▶ Data records:
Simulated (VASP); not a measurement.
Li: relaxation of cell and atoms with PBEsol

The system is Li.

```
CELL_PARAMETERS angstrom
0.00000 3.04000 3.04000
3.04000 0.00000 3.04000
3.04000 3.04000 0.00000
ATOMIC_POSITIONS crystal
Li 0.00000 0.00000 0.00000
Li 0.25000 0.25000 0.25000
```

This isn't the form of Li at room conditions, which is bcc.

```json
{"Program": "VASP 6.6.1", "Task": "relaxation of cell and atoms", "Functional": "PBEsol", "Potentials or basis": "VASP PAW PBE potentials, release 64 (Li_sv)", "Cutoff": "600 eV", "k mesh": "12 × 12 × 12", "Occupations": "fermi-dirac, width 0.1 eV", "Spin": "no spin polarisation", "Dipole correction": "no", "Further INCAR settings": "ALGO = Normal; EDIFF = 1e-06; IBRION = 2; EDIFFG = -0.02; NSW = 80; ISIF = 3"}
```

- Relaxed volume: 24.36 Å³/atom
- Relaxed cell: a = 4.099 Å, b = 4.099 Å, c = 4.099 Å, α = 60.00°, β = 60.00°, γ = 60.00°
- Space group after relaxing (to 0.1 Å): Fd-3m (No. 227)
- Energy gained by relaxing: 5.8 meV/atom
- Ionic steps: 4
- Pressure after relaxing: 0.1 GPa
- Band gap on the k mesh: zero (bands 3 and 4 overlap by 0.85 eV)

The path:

▶ Assignment:
The complete listing must be reproduced exactly as written.

▶ Answer space:
Simulated (VASP); not a measurement.
Li: relaxation of cell and atoms with PBEsol

The system is Li.

```
CELL_PARAMETERS angstrom
0.00000 3.04000 3.04000
3.04000 0.00000 3.04000
3.04000 3.04000 0.00000
ATOMIC_POSITIONS crystal
Li 0.00000 0.00000 0.00000
Li 0.25000 0.25000 0.25000
```

This isn't the form of Li at room conditions, which is bcc.

```json
{"Program": "VASP 6.6.1", "Task": "relaxation of cell and atoms", "Functional": "PBEsol", "Potentials or basis": "VASP PAW PBE potentials, release 64 (Li_sv)", "Cutoff": "600 eV", "k mesh": "12 × 12 × 12", "Occupations": "fermi-dirac, width 0.1 eV", "Spin": "no spin polarisation", "Dipole correction": "no", "Further INCAR settings": "ALGO = Normal; EDIFF = 1e-06; IBRION = 2; EDIFFG = -0.02; NSW = 80; ISIF = 3"}
```

- Relaxed volume: 24.36 Å³/atom
- Relaxed cell: a = 4.099 Å, b = 4.099 Å, c = 4.099 Å, α = 60.00°, β = 60.00°, γ = 60.00°
- Space group after relaxing (to 0.1 Å): Fd-3m (No. 227)
- Energy gained by relaxing: 5.8 meV/atom
- Ionic steps: 4
- Pressure after relaxing: 0.1 GPa
- Band gap on the k mesh: zero (bands 3 and 4 overlap by 0.85 eV)

The path:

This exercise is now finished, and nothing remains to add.